● Data shown:
────────

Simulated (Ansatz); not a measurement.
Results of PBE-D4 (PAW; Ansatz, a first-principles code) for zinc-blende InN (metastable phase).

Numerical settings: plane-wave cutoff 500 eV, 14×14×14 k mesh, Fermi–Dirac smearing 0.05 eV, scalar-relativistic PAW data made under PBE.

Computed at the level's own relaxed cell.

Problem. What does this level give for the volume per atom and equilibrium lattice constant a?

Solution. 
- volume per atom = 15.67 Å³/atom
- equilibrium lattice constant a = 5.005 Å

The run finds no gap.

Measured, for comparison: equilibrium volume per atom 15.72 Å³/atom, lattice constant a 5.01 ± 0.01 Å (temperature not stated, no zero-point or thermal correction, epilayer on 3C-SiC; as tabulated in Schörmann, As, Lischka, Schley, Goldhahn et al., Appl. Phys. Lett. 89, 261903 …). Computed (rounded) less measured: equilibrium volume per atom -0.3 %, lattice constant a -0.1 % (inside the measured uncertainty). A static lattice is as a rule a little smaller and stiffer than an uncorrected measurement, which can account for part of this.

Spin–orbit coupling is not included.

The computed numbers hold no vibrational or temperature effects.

────────

The reply should consist solely of the lines of the data, exact, from the opening line through the line with "Numerical settings: plane-wave", inclusive.

Simulated (Ansatz); not a measurement.
Results of PBE-D4 (PAW; Ansatz, a first-principles code) for zinc-blende InN (metastable phase).

Numerical settings: plane-wave cutoff 500 eV, 14×14×14 k mesh, Fermi–Dirac smearing 0.05 eV, scalar-relativistic PAW data made under PBE.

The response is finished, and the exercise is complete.